ACTIVITY -
Among the lines below, restate word for word only those from the line with "Fig. 1: The" through the line with "Geometry relaxation, with", with both end lines kept.

DATA EXCERPTS -
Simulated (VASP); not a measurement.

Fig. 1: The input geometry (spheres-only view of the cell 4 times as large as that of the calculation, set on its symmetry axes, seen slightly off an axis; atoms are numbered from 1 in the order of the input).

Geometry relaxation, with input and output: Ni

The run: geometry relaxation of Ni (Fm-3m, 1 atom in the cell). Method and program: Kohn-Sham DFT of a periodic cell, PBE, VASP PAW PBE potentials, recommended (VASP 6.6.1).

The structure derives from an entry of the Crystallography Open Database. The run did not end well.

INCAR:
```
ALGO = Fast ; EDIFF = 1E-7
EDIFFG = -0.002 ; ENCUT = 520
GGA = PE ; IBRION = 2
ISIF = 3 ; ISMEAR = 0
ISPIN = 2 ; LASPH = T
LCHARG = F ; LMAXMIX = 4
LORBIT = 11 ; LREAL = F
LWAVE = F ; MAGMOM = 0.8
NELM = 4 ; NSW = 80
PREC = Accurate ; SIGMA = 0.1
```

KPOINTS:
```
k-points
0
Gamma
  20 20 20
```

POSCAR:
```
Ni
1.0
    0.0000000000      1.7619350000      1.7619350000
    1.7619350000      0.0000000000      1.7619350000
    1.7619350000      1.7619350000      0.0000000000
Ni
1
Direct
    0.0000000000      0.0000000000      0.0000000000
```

ANSWER SPACE -
Fig. 1: The input geometry (spheres-only view of the cell 4 times as large as that of the calculation, set on its symmetry axes, seen slightly off an axis; atoms are numbered from 1 in the order of the input).

Geometry relaxation, with input and output: Ni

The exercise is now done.